### Work instruction
Each entry, from beginning to end, is to be transcribed verbatim.

:::
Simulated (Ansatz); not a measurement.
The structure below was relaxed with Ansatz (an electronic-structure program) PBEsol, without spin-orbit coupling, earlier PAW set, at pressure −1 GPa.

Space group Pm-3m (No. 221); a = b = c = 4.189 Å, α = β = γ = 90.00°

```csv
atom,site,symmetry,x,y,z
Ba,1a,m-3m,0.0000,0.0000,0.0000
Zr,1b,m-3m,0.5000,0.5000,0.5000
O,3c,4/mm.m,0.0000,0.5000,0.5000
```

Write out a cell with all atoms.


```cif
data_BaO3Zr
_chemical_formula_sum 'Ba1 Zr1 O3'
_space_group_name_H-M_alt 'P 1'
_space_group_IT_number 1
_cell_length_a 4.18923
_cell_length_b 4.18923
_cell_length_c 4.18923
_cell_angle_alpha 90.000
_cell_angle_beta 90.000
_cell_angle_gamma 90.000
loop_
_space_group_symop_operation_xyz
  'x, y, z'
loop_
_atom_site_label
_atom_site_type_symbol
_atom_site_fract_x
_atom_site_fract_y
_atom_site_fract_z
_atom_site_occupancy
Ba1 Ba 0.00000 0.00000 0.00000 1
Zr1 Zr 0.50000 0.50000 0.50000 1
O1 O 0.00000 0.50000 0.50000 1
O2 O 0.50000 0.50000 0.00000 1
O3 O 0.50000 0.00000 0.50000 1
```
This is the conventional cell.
:::

### Exercise solution
Simulated (Ansatz); not a measurement.
The structure below was relaxed with Ansatz (an electronic-structure program) PBEsol, without spin-orbit coupling, earlier PAW set, at pressure −1 GPa.

Space group Pm-3m (No. 221); a = b = c = 4.189 Å, α = β = γ = 90.00°

```csv
atom,site,symmetry,x,y,z
Ba,1a,m-3m,0.0000,0.0000,0.0000
Zr,1b,m-3m,0.5000,0.5000,0.5000
O,3c,4/mm.m,0.0000,0.5000,0.5000
```

Write out a cell with all atoms.


```cif
data_BaO3Zr
_chemical_formula_sum 'Ba1 Zr1 O3'
_space_group_name_H-M_alt 'P 1'
_space_group_IT_number 1
_cell_length_a 4.18923
_cell_length_b 4.18923
_cell_length_c 4.18923
_cell_angle_alpha 90.000
_cell_angle_beta 90.000
_cell_angle_gamma 90.000
loop_
_space_group_symop_operation_xyz
  'x, y, z'
loop_
_atom_site_label
_atom_site_type_symbol
_atom_site_fract_x
_atom_site_fract_y
_atom_site_fract_z
_atom_site_occupancy
Ba1 Ba 0.00000 0.00000 0.00000 1
Zr1 Zr 0.50000 0.50000 0.50000 1
O1 O 0.00000 0.50000 0.50000 1
O2 O 0.50000 0.50000 0.00000 1
O3 O 0.50000 0.00000 0.50000 1
```
This is the conventional cell.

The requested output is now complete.